_Task item_
Exactly the lines from the opening of the data through the line containing "Question: What is the crystal's space group?" should be reproduced, please, with nothing added.

- - -
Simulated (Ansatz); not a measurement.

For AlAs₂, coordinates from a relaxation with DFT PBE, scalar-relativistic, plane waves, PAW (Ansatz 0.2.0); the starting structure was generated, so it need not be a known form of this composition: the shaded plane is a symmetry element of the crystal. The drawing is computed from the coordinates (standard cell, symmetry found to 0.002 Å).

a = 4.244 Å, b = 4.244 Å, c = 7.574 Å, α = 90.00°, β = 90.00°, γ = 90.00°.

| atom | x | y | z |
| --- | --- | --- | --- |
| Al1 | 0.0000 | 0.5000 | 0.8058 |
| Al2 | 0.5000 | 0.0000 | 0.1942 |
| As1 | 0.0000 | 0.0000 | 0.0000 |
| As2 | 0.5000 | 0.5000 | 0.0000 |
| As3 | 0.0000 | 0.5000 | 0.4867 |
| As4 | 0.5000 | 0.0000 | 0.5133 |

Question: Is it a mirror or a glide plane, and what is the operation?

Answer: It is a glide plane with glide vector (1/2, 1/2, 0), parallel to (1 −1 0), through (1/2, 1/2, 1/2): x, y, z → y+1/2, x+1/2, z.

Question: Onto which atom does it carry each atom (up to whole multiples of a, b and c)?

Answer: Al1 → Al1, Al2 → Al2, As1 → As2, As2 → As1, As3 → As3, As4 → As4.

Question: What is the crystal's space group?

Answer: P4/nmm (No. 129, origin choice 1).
- - -

_Exercise solution_
Simulated (Ansatz); not a measurement.

For AlAs₂, coordinates from a relaxation with DFT PBE, scalar-relativistic, plane waves, PAW (Ansatz 0.2.0); the starting structure was generated, so it need not be a known form of this composition: the shaded plane is a symmetry element of the crystal. The drawing is computed from the coordinates (standard cell, symmetry found to 0.002 Å).

a = 4.244 Å, b = 4.244 Å, c = 7.574 Å, α = 90.00°, β = 90.00°, γ = 90.00°.

| atom | x | y | z |
| --- | --- | --- | --- |
| Al1 | 0.0000 | 0.5000 | 0.8058 |
| Al2 | 0.5000 | 0.0000 | 0.1942 |
| As1 | 0.0000 | 0.0000 | 0.0000 |
| As2 | 0.5000 | 0.5000 | 0.0000 |
| As3 | 0.0000 | 0.5000 | 0.4867 |
| As4 | 0.5000 | 0.0000 | 0.5133 |

Question: Is it a mirror or a glide plane, and what is the operation?

Answer: It is a glide plane with glide vector (1/2, 1/2, 0), parallel to (1 −1 0), through (1/2, 1/2, 1/2): x, y, z → y+1/2, x+1/2, z.

Question: Onto which atom does it carry each atom (up to whole multiples of a, b and c)?

Answer: Al1 → Al1, Al2 → Al2, As1 → As2, As2 → As1, As3 → As3, As4 → As4.

Question: What is the crystal's space group?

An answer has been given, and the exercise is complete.